| Assignment |
Output, without any change, the listing below from its opening line up to and including the line with "The clean slab as".

········

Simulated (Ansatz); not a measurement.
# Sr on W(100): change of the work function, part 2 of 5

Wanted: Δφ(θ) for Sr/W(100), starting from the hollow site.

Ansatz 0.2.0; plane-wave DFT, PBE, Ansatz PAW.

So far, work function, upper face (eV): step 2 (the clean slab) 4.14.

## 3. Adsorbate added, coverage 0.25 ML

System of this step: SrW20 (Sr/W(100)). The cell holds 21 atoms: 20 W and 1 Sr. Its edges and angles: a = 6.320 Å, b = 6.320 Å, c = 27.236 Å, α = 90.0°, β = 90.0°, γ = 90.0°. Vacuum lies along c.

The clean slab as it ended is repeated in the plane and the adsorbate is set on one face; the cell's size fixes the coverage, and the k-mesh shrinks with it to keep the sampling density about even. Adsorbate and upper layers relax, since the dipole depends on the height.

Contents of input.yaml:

········

| Task response |
Simulated (Ansatz); not a measurement.
# Sr on W(100): change of the work function, part 2 of 5

Wanted: Δφ(θ) for Sr/W(100), starting from the hollow site.

Ansatz 0.2.0; plane-wave DFT, PBE, Ansatz PAW.

So far, work function, upper face (eV): step 2 (the clean slab) 4.14.

## 3. Adsorbate added, coverage 0.25 ML

System of this step: SrW20 (Sr/W(100)). The cell holds 21 atoms: 20 W and 1 Sr. Its edges and angles: a = 6.320 Å, b = 6.320 Å, c = 27.236 Å, α = 90.0°, β = 90.0°, γ = 90.0°. Vacuum lies along c.

The clean slab as it ended is repeated in the plane and the adsorbate is set on one face; the cell's size fixes the coverage, and the k-mesh shrinks with it to keep the sampling density about even. Adsorbate and upper layers relax, since the dipole depends on the height.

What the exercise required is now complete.